» Work request
Beginning with the very first line, please reproduce the entries exactly through the line containing "Worked calculation: FCI".

★ ★ ★

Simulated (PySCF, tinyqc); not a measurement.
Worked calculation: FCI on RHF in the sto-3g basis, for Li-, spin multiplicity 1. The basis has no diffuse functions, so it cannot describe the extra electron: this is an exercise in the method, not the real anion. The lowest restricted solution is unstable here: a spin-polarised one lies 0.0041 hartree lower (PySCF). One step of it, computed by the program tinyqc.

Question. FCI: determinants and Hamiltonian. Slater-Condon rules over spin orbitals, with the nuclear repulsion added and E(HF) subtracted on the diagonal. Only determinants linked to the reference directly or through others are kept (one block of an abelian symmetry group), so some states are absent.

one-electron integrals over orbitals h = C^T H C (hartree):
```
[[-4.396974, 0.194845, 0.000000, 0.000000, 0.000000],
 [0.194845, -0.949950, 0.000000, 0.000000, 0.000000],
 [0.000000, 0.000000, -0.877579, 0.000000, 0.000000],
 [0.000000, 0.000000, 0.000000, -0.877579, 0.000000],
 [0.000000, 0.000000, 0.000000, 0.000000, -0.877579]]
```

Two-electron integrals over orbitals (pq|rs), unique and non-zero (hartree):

★ ★ ★

» Result
Simulated (PySCF, tinyqc); not a measurement.
Worked calculation: FCI on RHF in the sto-3g basis, for Li-, spin multiplicity 1. The basis has no diffuse functions, so it cannot describe the extra electron: this is an exercise in the method, not the real anion. The lowest restricted solution is unstable here: a spin-polarised one lies 0.0041 hartree lower (PySCF). One step of it, computed by the program tinyqc.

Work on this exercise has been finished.